■ Study material ■
━━━━
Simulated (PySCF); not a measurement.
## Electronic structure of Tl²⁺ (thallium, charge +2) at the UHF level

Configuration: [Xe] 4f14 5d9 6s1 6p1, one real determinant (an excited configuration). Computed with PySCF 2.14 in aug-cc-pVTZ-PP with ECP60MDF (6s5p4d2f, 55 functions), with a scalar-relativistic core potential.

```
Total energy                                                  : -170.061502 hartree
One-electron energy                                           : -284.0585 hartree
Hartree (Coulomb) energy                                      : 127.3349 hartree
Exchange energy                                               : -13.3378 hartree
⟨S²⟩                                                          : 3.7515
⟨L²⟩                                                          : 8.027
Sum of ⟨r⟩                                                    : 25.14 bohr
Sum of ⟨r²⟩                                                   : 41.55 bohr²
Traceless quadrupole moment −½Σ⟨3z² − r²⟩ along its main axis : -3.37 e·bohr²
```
━━━━

■ Brief ■
Copy every line of the records, leaving nothing out.

■ Exercise result ■
Simulated (PySCF); not a measurement.
## Electronic structure of Tl²⁺ (thallium, charge +2) at the UHF level

Configuration: [Xe] 4f14 5d9 6s1 6p1, one real determinant (an excited configuration). Computed with PySCF 2.14 in aug-cc-pVTZ-PP with ECP60MDF (6s5p4d2f, 55 functions), with a scalar-relativistic core potential.

```
Total energy                                                  : -170.061502 hartree
One-electron energy                                           : -284.0585 hartree
Hartree (Coulomb) energy                                      : 127.3349 hartree
Exchange energy                                               : -13.3378 hartree
⟨S²⟩                                                          : 3.7515
⟨L²⟩                                                          : 8.027
Sum of ⟨r⟩                                                    : 25.14 bohr
Sum of ⟨r²⟩                                                   : 41.55 bohr²
Traceless quadrupole moment −½Σ⟨3z² − r²⟩ along its main axis : -3.37 e·bohr²
```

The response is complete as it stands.